****************

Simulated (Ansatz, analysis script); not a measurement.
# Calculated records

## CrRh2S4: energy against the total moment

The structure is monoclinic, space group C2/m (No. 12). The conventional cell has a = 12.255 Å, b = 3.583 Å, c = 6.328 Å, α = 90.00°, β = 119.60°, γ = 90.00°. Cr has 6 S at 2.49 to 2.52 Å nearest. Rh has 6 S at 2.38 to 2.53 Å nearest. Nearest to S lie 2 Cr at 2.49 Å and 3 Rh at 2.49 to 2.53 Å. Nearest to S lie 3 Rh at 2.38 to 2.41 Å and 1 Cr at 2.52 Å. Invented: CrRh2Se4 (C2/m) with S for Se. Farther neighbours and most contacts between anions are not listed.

****************

• Work task: Among the entries above, the line containing "# Calculated records", the line containing "## CrRh2S4: energy against the total moment", and all lines between them are to be restated word for word; nothing else belongs in the reply.

• Reply:
# Calculated records

## CrRh2S4: energy against the total moment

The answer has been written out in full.